::: GIVEN RECORDS :::

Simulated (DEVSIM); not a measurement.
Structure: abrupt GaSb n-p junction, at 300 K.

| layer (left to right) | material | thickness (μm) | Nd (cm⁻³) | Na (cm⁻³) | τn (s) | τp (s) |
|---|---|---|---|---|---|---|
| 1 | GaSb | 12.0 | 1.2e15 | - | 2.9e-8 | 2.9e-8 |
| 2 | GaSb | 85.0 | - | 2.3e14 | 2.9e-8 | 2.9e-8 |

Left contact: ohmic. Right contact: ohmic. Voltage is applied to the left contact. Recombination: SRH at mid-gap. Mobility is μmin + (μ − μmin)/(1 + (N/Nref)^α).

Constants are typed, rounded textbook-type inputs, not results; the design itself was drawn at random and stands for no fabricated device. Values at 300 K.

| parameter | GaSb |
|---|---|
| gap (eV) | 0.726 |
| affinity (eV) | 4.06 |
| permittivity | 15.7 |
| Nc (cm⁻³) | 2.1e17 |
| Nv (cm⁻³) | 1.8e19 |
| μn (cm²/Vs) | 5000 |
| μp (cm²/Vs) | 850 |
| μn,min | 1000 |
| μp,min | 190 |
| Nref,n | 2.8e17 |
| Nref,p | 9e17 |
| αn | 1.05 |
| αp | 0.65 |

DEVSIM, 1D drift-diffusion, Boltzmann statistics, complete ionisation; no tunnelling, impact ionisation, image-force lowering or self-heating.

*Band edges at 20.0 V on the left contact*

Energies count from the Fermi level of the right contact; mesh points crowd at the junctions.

:::

### WORK TASK
Reproduce exactly the lines above from the line with "(cm⁻³) | 1.8e19 |" to the line with "the left contact*", including both, and add nothing.

### EXERCISE SOLUTION
| Nv (cm⁻³) | 1.8e19 |
| μn (cm²/Vs) | 5000 |
| μp (cm²/Vs) | 850 |
| μn,min | 1000 |
| μp,min | 190 |
| Nref,n | 2.8e17 |
| Nref,p | 9e17 |
| αn | 1.05 |
| αp | 0.65 |

DEVSIM, 1D drift-diffusion, Boltzmann statistics, complete ionisation; no tunnelling, impact ionisation, image-force lowering or self-heating.

*Band edges at 20.0 V on the left contact*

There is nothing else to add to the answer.